• [Provided information]
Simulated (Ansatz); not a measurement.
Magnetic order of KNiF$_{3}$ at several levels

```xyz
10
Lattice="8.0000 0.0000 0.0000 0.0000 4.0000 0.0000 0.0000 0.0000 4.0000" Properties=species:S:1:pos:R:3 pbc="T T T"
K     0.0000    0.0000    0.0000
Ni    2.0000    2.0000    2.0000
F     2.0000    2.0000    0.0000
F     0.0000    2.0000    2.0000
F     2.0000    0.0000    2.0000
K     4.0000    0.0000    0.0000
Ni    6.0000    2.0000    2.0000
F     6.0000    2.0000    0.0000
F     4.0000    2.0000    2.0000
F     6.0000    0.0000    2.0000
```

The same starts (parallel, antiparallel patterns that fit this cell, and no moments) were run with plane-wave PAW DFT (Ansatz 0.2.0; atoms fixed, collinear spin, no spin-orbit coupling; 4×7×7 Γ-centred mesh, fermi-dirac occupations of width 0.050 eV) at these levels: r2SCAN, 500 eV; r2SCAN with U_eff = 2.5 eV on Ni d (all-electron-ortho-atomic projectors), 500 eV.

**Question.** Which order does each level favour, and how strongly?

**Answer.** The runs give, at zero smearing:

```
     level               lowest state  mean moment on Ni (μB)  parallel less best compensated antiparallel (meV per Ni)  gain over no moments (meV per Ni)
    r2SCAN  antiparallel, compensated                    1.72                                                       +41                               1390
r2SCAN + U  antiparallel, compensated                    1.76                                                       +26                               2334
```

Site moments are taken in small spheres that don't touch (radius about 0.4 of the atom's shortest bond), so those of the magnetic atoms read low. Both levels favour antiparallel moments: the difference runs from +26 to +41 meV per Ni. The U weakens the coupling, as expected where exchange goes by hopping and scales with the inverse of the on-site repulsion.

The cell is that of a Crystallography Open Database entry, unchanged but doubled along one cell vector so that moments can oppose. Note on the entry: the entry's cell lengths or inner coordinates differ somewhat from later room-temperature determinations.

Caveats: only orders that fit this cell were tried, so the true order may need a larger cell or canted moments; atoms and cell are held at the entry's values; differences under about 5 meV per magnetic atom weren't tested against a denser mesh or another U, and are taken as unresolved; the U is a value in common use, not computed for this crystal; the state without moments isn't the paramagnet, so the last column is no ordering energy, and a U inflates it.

• [Work task]
Look above for the line holding "The same starts" and the line holding "The cell is", then output exactly those two lines and every line between them, nothing more.

• [Exercise solution]
The same starts (parallel, antiparallel patterns that fit this cell, and no moments) were run with plane-wave PAW DFT (Ansatz 0.2.0; atoms fixed, collinear spin, no spin-orbit coupling; 4×7×7 Γ-centred mesh, fermi-dirac occupations of width 0.050 eV) at these levels: r2SCAN, 500 eV; r2SCAN with U_eff = 2.5 eV on Ni d (all-electron-ortho-atomic projectors), 500 eV.

**Question.** Which order does each level favour, and how strongly?

**Answer.** The runs give, at zero smearing:

```
     level               lowest state  mean moment on Ni (μB)  parallel less best compensated antiparallel (meV per Ni)  gain over no moments (meV per Ni)
    r2SCAN  antiparallel, compensated                    1.72                                                       +41                               1390
r2SCAN + U  antiparallel, compensated                    1.76                                                       +26                               2334
```

Site moments are taken in small spheres that don't touch (radius about 0.4 of the atom's shortest bond), so those of the magnetic atoms read low. Both levels favour antiparallel moments: the difference runs from +26 to +41 meV per Ni. The U weakens the coupling, as expected where exchange goes by hopping and scales with the inverse of the on-site repulsion.

The cell is that of a Crystallography Open Database entry, unchanged but doubled along one cell vector so that moments can oppose. Note on the entry: the entry's cell lengths or inner coordinates differ somewhat from later room-temperature determinations.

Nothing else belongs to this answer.